## Work order
Would you restate the data exactly as given?

## Provided information
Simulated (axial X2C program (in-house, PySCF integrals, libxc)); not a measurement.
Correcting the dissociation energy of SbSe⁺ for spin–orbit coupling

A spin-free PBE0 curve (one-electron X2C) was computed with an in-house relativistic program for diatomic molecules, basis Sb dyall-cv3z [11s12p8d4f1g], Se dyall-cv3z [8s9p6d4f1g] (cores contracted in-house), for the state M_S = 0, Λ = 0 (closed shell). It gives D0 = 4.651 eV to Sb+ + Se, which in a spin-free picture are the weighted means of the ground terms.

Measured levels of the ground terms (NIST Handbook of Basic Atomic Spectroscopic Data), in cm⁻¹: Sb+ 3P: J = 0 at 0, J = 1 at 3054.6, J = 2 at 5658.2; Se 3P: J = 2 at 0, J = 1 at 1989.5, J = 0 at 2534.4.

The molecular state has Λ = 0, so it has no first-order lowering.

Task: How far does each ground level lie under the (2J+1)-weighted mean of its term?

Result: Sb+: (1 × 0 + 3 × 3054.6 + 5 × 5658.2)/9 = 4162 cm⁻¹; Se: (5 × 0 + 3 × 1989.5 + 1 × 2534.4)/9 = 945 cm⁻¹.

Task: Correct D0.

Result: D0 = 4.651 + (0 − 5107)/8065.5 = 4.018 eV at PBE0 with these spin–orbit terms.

## Written answer
Simulated (axial X2C program (in-house, PySCF integrals, libxc)); not a measurement.
Correcting the dissociation energy of SbSe⁺ for spin–orbit coupling

A spin-free PBE0 curve (one-electron X2C) was computed with an in-house relativistic program for diatomic molecules, basis Sb dyall-cv3z [11s12p8d4f1g], Se dyall-cv3z [8s9p6d4f1g] (cores contracted in-house), for the state M_S = 0, Λ = 0 (closed shell). It gives D0 = 4.651 eV to Sb+ + Se, which in a spin-free picture are the weighted means of the ground terms.

Measured levels of the ground terms (NIST Handbook of Basic Atomic Spectroscopic Data), in cm⁻¹: Sb+ 3P: J = 0 at 0, J = 1 at 3054.6, J = 2 at 5658.2; Se 3P: J = 2 at 0, J = 1 at 1989.5, J = 0 at 2534.4.

The molecular state has Λ = 0, so it has no first-order lowering.

Task: How far does each ground level lie under the (2J+1)-weighted mean of its term?

Result: Sb+: (1 × 0 + 3 × 3054.6 + 5 × 5658.2)/9 = 4162 cm⁻¹; Se: (5 × 0 + 3 × 1989.5 + 1 × 2534.4)/9 = 945 cm⁻¹.

Task: Correct D0.

Result: D0 = 4.651 + (0 − 5107)/8065.5 = 4.018 eV at PBE0 with these spin–orbit terms.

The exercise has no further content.